##############################

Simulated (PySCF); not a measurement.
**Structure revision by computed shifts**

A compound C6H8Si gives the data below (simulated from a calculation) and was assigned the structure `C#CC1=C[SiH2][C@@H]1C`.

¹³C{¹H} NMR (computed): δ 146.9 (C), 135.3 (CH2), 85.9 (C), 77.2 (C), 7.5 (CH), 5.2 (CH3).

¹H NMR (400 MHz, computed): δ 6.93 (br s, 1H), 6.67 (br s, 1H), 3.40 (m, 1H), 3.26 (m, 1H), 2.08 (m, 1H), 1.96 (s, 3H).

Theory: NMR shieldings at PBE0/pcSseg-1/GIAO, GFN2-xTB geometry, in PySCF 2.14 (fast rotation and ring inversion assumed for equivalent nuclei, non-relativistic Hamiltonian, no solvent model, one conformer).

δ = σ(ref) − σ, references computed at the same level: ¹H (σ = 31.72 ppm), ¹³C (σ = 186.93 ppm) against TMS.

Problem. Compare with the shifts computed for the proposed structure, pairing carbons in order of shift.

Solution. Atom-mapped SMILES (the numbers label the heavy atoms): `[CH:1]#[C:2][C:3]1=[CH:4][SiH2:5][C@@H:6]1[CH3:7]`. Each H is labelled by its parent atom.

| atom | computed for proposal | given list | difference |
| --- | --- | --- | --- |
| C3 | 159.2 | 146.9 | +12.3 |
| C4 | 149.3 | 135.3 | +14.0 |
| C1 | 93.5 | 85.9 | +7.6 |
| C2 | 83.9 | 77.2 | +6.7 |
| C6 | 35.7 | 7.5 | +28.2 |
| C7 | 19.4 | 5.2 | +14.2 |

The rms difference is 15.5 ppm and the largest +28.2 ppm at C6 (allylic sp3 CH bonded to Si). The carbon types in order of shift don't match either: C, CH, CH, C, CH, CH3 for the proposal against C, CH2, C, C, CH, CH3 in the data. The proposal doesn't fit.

##############################

**Work instruction**
Exact reproduction of the lines from the top of the material through the line where "5.2 | +14.2 |" appears is required, both boundary lines included, with no other output.

**Task response**
Simulated (PySCF); not a measurement.
**Structure revision by computed shifts**

A compound C6H8Si gives the data below (simulated from a calculation) and was assigned the structure `C#CC1=C[SiH2][C@@H]1C`.

¹³C{¹H} NMR (computed): δ 146.9 (C), 135.3 (CH2), 85.9 (C), 77.2 (C), 7.5 (CH), 5.2 (CH3).

¹H NMR (400 MHz, computed): δ 6.93 (br s, 1H), 6.67 (br s, 1H), 3.40 (m, 1H), 3.26 (m, 1H), 2.08 (m, 1H), 1.96 (s, 3H).

Theory: NMR shieldings at PBE0/pcSseg-1/GIAO, GFN2-xTB geometry, in PySCF 2.14 (fast rotation and ring inversion assumed for equivalent nuclei, non-relativistic Hamiltonian, no solvent model, one conformer).

δ = σ(ref) − σ, references computed at the same level: ¹H (σ = 31.72 ppm), ¹³C (σ = 186.93 ppm) against TMS.

Problem. Compare with the shifts computed for the proposed structure, pairing carbons in order of shift.

Solution. Atom-mapped SMILES (the numbers label the heavy atoms): `[CH:1]#[C:2][C:3]1=[CH:4][SiH2:5][C@@H:6]1[CH3:7]`. Each H is labelled by its parent atom.

| atom | computed for proposal | given list | difference |
| --- | --- | --- | --- |
| C3 | 159.2 | 146.9 | +12.3 |
| C4 | 149.3 | 135.3 | +14.0 |
| C1 | 93.5 | 85.9 | +7.6 |
| C2 | 83.9 | 77.2 | +6.7 |
| C6 | 35.7 | 7.5 | +28.2 |
| C7 | 19.4 | 5.2 | +14.2 |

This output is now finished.